▶ [REQUIREMENT]: The expected output is the first line of the data below and every line after it, up to and including the line containing "Ba (Im-3m), stationary", each reproduced exactly.

━━━━━━

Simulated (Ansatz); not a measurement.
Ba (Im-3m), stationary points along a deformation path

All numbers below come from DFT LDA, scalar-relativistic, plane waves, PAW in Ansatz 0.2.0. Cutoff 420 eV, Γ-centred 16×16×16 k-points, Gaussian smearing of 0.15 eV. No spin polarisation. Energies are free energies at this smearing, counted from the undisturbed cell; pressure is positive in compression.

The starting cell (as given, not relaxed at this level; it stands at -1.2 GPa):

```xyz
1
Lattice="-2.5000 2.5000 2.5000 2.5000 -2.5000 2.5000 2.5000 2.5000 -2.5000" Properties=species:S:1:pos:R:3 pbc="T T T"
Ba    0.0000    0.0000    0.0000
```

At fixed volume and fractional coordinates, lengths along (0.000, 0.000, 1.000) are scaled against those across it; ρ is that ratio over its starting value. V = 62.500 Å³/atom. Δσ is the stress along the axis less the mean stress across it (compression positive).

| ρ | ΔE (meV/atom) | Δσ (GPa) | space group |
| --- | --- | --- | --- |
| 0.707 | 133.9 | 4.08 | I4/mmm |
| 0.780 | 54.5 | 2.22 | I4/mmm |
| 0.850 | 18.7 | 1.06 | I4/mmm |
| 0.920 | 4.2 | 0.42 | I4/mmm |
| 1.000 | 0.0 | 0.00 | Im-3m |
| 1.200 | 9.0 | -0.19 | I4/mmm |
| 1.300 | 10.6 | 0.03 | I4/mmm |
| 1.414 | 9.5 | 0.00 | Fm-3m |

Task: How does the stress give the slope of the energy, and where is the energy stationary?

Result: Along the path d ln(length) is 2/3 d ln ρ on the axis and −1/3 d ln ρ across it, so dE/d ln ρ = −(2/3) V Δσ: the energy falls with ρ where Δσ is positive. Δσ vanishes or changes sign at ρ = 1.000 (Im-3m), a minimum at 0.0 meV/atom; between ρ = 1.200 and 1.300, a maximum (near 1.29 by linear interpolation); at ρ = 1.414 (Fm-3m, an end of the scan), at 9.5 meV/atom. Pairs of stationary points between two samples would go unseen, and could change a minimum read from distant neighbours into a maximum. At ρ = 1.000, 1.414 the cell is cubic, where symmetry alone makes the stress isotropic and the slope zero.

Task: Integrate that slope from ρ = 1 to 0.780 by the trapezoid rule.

━━━━━━

▶ [TASK RESPONSE]:
Simulated (Ansatz); not a measurement.
Ba (Im-3m), stationary points along a deformation path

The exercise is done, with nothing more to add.